**Exercise**
Reproduce the first line of the entries that follow and each later line, word for word, ending with the one containing "- E: ecutwfc: 40".

────────

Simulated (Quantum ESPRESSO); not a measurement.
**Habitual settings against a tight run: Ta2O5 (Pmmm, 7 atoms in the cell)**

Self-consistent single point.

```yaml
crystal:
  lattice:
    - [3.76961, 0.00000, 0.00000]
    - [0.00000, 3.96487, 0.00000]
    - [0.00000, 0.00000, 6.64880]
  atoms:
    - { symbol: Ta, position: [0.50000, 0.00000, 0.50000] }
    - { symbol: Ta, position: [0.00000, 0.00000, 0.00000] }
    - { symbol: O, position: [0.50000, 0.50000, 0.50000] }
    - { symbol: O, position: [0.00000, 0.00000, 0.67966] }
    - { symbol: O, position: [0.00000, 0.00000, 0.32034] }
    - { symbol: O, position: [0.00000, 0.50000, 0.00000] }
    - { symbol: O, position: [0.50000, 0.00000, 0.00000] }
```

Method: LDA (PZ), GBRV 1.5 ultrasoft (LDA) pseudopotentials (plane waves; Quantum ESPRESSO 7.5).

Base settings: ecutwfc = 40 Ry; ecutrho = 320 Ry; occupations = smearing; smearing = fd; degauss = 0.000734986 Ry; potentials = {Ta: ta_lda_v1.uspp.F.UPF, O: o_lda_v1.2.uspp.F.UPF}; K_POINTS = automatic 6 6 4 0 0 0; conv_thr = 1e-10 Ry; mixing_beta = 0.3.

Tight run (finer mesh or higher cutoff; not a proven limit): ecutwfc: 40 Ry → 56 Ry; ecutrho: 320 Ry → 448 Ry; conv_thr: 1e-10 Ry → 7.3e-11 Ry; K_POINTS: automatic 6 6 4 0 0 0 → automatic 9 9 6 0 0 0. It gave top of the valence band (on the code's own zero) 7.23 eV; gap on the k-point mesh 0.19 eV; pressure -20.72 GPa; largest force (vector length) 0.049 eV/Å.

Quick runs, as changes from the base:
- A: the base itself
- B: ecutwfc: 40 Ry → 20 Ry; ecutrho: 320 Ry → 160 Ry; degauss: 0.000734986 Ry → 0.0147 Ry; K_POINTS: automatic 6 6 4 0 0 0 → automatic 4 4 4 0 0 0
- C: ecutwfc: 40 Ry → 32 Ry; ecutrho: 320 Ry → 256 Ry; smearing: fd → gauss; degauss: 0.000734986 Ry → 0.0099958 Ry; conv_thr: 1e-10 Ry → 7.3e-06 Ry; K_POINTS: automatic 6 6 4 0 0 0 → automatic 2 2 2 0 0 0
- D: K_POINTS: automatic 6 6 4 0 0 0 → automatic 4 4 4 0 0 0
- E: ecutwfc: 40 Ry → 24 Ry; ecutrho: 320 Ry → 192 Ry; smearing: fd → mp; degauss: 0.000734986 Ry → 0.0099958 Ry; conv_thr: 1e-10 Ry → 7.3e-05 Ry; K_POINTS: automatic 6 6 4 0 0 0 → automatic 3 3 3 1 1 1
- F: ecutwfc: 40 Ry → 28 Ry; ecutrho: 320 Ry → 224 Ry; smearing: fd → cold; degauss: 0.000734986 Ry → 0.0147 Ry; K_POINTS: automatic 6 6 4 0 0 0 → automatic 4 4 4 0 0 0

────────

**Worked solution**
Simulated (Quantum ESPRESSO); not a measurement.
**Habitual settings against a tight run: Ta2O5 (Pmmm, 7 atoms in the cell)**

Self-consistent single point.

```yaml
crystal:
  lattice:
    - [3.76961, 0.00000, 0.00000]
    - [0.00000, 3.96487, 0.00000]
    - [0.00000, 0.00000, 6.64880]
  atoms:
    - { symbol: Ta, position: [0.50000, 0.00000, 0.50000] }
    - { symbol: Ta, position: [0.00000, 0.00000, 0.00000] }
    - { symbol: O, position: [0.50000, 0.50000, 0.50000] }
    - { symbol: O, position: [0.00000, 0.00000, 0.67966] }
    - { symbol: O, position: [0.00000, 0.00000, 0.32034] }
    - { symbol: O, position: [0.00000, 0.50000, 0.00000] }
    - { symbol: O, position: [0.50000, 0.00000, 0.00000] }
```

Method: LDA (PZ), GBRV 1.5 ultrasoft (LDA) pseudopotentials (plane waves; Quantum ESPRESSO 7.5).

Base settings: ecutwfc = 40 Ry; ecutrho = 320 Ry; occupations = smearing; smearing = fd; degauss = 0.000734986 Ry; potentials = {Ta: ta_lda_v1.uspp.F.UPF, O: o_lda_v1.2.uspp.F.UPF}; K_POINTS = automatic 6 6 4 0 0 0; conv_thr = 1e-10 Ry; mixing_beta = 0.3.

Tight run (finer mesh or higher cutoff; not a proven limit): ecutwfc: 40 Ry → 56 Ry; ecutrho: 320 Ry → 448 Ry; conv_thr: 1e-10 Ry → 7.3e-11 Ry; K_POINTS: automatic 6 6 4 0 0 0 → automatic 9 9 6 0 0 0. It gave top of the valence band (on the code's own zero) 7.23 eV; gap on the k-point mesh 0.19 eV; pressure -20.72 GPa; largest force (vector length) 0.049 eV/Å.

Quick runs, as changes from the base:
- A: the base itself
- B: ecutwfc: 40 Ry → 20 Ry; ecutrho: 320 Ry → 160 Ry; degauss: 0.000734986 Ry → 0.0147 Ry; K_POINTS: automatic 6 6 4 0 0 0 → automatic 4 4 4 0 0 0
- C: ecutwfc: 40 Ry → 32 Ry; ecutrho: 320 Ry → 256 Ry; smearing: fd → gauss; degauss: 0.000734986 Ry → 0.0099958 Ry; conv_thr: 1e-10 Ry → 7.3e-06 Ry; K_POINTS: automatic 6 6 4 0 0 0 → automatic 2 2 2 0 0 0
- D: K_POINTS: automatic 6 6 4 0 0 0 → automatic 4 4 4 0 0 0
- E: ecutwfc: 40 Ry → 24 Ry; ecutrho: 320 Ry → 192 Ry; smearing: fd → mp; degauss: 0.000734986 Ry → 0.0099958 Ry; conv_thr: 1e-10 Ry → 7.3e-05 Ry; K_POINTS: automatic 6 6 4 0 0 0 → automatic 3 3 3 1 1 1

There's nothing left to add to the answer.